__________________________________________________

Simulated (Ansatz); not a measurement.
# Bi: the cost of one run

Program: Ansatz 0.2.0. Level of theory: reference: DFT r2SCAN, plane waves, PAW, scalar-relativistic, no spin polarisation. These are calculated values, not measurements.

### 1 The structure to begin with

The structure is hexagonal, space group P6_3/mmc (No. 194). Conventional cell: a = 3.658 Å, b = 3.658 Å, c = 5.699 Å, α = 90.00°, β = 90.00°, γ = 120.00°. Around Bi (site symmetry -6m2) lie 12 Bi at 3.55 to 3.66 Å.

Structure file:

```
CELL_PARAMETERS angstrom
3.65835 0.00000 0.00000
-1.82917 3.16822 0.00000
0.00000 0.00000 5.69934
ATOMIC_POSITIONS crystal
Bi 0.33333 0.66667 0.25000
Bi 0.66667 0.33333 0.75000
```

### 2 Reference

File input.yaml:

__________________________________________________

ACTION ITEM:
Transcribe the listing above line for line, from the first line to the line containing "### 1 The structure to begin with", inclusive, with no other lines.

ANSWER SPACE:
Simulated (Ansatz); not a measurement.
# Bi: the cost of one run

Program: Ansatz 0.2.0. Level of theory: reference: DFT r2SCAN, plane waves, PAW, scalar-relativistic, no spin polarisation. These are calculated values, not measurements.

### 1 The structure to begin with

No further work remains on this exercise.